- _ACTIVITY_: Give back the records in their entirety, exactly.

- _EXCERPTED RECORDS_:
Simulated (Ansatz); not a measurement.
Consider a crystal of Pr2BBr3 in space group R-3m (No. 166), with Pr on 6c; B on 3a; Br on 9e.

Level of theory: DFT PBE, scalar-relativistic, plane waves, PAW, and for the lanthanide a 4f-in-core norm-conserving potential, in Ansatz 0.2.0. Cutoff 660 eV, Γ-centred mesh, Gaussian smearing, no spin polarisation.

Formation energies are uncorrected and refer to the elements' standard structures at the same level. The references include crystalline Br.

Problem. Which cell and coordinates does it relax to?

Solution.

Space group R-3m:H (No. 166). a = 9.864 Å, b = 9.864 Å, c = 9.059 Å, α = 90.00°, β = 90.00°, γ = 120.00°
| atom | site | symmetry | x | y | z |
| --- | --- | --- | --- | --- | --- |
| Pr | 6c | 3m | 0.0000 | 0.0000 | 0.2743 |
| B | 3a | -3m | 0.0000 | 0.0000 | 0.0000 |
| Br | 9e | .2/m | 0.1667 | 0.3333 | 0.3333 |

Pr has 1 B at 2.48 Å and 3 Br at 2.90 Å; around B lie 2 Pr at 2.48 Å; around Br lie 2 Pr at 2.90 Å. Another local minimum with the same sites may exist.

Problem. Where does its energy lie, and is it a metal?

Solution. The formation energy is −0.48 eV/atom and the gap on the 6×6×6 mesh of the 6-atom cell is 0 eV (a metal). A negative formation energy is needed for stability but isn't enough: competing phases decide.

- _YOUR SOLUTION_:
Simulated (Ansatz); not a measurement.
Consider a crystal of Pr2BBr3 in space group R-3m (No. 166), with Pr on 6c; B on 3a; Br on 9e.

Level of theory: DFT PBE, scalar-relativistic, plane waves, PAW, and for the lanthanide a 4f-in-core norm-conserving potential, in Ansatz 0.2.0. Cutoff 660 eV, Γ-centred mesh, Gaussian smearing, no spin polarisation.

Formation energies are uncorrected and refer to the elements' standard structures at the same level. The references include crystalline Br.

Problem. Which cell and coordinates does it relax to?

Solution.

Space group R-3m:H (No. 166). a = 9.864 Å, b = 9.864 Å, c = 9.059 Å, α = 90.00°, β = 90.00°, γ = 120.00°
| atom | site | symmetry | x | y | z |
| --- | --- | --- | --- | --- | --- |
| Pr | 6c | 3m | 0.0000 | 0.0000 | 0.2743 |
| B | 3a | -3m | 0.0000 | 0.0000 | 0.0000 |
| Br | 9e | .2/m | 0.1667 | 0.3333 | 0.3333 |

Pr has 1 B at 2.48 Å and 3 Br at 2.90 Å; around B lie 2 Pr at 2.48 Å; around Br lie 2 Pr at 2.90 Å. Another local minimum with the same sites may exist.

Problem. Where does its energy lie, and is it a metal?

Solution. The formation energy is −0.48 eV/atom and the gap on the 6×6×6 mesh of the 6-atom cell is 0 eV (a metal). A negative formation energy is needed for stability but isn't enough: competing phases decide.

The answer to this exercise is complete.